Exercise:
Could you reproduce all of the following entries exactly?

━━━ Provided records

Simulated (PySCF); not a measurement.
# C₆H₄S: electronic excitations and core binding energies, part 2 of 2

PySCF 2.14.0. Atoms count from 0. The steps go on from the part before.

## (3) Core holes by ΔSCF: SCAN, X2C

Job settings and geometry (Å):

━━━━━━

Answer space:
Simulated (PySCF); not a measurement.
# C₆H₄S: electronic excitations and core binding energies, part 2 of 2

PySCF 2.14.0. Atoms count from 0. The steps go on from the part before.

## (3) Core holes by ΔSCF: SCAN, X2C

Job settings and geometry (Å):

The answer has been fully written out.